**INFORMATION SHOWN**.
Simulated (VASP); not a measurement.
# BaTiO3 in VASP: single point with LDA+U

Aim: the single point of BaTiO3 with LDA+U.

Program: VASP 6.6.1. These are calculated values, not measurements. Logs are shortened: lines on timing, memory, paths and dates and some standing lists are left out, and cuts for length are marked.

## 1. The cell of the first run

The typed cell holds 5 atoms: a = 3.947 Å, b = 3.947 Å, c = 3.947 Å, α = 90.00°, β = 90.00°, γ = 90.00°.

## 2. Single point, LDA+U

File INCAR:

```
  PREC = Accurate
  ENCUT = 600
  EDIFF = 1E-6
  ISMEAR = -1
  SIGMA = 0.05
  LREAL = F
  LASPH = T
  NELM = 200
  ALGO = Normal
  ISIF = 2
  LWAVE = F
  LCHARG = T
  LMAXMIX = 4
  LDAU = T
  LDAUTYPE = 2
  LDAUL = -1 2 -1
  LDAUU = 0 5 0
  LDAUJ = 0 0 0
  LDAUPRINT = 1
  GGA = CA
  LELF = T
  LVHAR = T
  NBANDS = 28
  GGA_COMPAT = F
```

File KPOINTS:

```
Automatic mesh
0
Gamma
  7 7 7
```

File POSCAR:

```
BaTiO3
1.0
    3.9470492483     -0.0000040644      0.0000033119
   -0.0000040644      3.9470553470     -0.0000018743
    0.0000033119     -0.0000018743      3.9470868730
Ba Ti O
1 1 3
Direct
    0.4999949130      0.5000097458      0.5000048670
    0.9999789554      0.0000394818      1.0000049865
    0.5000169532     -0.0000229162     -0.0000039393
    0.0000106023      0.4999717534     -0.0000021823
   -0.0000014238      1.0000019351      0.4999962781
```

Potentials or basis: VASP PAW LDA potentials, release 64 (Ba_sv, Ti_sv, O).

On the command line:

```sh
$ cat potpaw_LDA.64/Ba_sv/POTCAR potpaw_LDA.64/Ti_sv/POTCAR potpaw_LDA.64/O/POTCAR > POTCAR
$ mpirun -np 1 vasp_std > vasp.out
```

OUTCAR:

**ACTIVITY**. All lines above from the one holding "Program: VASP 6.6.1." to the one holding "## 2. Single point, LDA+U", inclusive, are to be copied exactly; no other line is wanted.

**EXERCISE RESULT**.
Program: VASP 6.6.1. These are calculated values, not measurements. Logs are shortened: lines on timing, memory, paths and dates and some standing lists are left out, and cuts for length are marked.

## 1. The cell of the first run

The typed cell holds 5 atoms: a = 3.947 Å, b = 3.947 Å, c = 3.947 Å, α = 90.00°, β = 90.00°, γ = 90.00°.

## 2. Single point, LDA+U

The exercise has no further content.